===============

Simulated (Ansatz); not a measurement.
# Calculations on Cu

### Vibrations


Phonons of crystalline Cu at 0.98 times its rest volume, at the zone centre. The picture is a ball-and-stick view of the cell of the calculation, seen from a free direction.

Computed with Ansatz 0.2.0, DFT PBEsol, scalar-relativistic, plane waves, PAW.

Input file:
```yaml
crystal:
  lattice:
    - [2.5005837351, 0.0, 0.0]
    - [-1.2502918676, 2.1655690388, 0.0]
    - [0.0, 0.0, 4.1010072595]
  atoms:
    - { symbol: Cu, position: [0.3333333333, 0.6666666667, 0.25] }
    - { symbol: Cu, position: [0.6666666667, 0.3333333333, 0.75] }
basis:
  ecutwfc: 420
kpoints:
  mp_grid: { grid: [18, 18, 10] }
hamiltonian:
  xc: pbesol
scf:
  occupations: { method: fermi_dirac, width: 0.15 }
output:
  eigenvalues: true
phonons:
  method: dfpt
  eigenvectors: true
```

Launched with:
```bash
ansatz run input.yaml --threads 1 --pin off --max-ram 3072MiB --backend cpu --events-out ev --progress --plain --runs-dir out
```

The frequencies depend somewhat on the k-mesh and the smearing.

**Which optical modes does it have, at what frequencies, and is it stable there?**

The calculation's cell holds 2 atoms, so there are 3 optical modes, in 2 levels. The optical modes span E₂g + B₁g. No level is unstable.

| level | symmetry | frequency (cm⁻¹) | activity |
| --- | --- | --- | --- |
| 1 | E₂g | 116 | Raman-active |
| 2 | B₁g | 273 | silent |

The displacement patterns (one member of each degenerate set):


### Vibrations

===============

--- WORK ITEM ---
Return the lines exactly as they stand, please. Start at the top of the material and finish with the line where "116 | Raman-active |" appears.

--- EXERCISE RESULT ---
Simulated (Ansatz); not a measurement.
# Calculations on Cu

### Vibrations


Phonons of crystalline Cu at 0.98 times its rest volume, at the zone centre. The picture is a ball-and-stick view of the cell of the calculation, seen from a free direction.

Computed with Ansatz 0.2.0, DFT PBEsol, scalar-relativistic, plane waves, PAW.

Input file:
```yaml
crystal:
  lattice:
    - [2.5005837351, 0.0, 0.0]
    - [-1.2502918676, 2.1655690388, 0.0]
    - [0.0, 0.0, 4.1010072595]
  atoms:
    - { symbol: Cu, position: [0.3333333333, 0.6666666667, 0.25] }
    - { symbol: Cu, position: [0.6666666667, 0.3333333333, 0.75] }
basis:
  ecutwfc: 420
kpoints:
  mp_grid: { grid: [18, 18, 10] }
hamiltonian:
  xc: pbesol
scf:
  occupations: { method: fermi_dirac, width: 0.15 }
output:
  eigenvalues: true
phonons:
  method: dfpt
  eigenvectors: true
```

Launched with:
```bash
ansatz run input.yaml --threads 1 --pin off --max-ram 3072MiB --backend cpu --events-out ev --progress --plain --runs-dir out
```

The frequencies depend somewhat on the k-mesh and the smearing.

**Which optical modes does it have, at what frequencies, and is it stable there?**

The calculation's cell holds 2 atoms, so there are 3 optical modes, in 2 levels. The optical modes span E₂g + B₁g. No level is unstable.

| level | symmetry | frequency (cm⁻¹) | activity |
| --- | --- | --- | --- |
| 1 | E₂g | 116 | Raman-active |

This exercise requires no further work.